*Dataset entries*.
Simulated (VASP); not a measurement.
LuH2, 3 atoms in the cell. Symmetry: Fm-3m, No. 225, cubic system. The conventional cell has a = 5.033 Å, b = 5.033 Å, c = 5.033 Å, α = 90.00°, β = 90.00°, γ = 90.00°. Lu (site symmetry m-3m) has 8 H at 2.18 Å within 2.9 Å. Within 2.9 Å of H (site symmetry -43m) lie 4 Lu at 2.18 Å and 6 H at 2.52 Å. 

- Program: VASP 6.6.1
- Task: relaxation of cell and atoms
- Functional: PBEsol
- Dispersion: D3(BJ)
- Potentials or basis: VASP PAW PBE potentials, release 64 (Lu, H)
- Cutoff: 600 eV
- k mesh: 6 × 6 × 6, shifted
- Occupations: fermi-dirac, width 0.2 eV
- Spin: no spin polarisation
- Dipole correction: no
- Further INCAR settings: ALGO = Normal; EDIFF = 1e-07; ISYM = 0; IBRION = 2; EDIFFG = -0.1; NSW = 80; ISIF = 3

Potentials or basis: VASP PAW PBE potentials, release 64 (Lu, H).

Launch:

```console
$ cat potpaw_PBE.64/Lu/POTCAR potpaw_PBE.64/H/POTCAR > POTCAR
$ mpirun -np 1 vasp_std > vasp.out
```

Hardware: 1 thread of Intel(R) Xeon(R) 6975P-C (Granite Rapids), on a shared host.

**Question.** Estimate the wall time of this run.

*Requirement*. Write out the material above exactly, leaving out no line.

*Problem solution*.
Simulated (VASP); not a measurement.
LuH2, 3 atoms in the cell. Symmetry: Fm-3m, No. 225, cubic system. The conventional cell has a = 5.033 Å, b = 5.033 Å, c = 5.033 Å, α = 90.00°, β = 90.00°, γ = 90.00°. Lu (site symmetry m-3m) has 8 H at 2.18 Å within 2.9 Å. Within 2.9 Å of H (site symmetry -43m) lie 4 Lu at 2.18 Å and 6 H at 2.52 Å. 

- Program: VASP 6.6.1
- Task: relaxation of cell and atoms
- Functional: PBEsol
- Dispersion: D3(BJ)
- Potentials or basis: VASP PAW PBE potentials, release 64 (Lu, H)
- Cutoff: 600 eV
- k mesh: 6 × 6 × 6, shifted
- Occupations: fermi-dirac, width 0.2 eV
- Spin: no spin polarisation
- Dipole correction: no
- Further INCAR settings: ALGO = Normal; EDIFF = 1e-07; ISYM = 0; IBRION = 2; EDIFFG = -0.1; NSW = 80; ISIF = 3

Potentials or basis: VASP PAW PBE potentials, release 64 (Lu, H).

Launch:

```console
$ cat potpaw_PBE.64/Lu/POTCAR potpaw_PBE.64/H/POTCAR > POTCAR
$ mpirun -np 1 vasp_std > vasp.out
```

Hardware: 1 thread of Intel(R) Xeon(R) 6975P-C (Granite Rapids), on a shared host.

**Question.** Estimate the wall time of this run.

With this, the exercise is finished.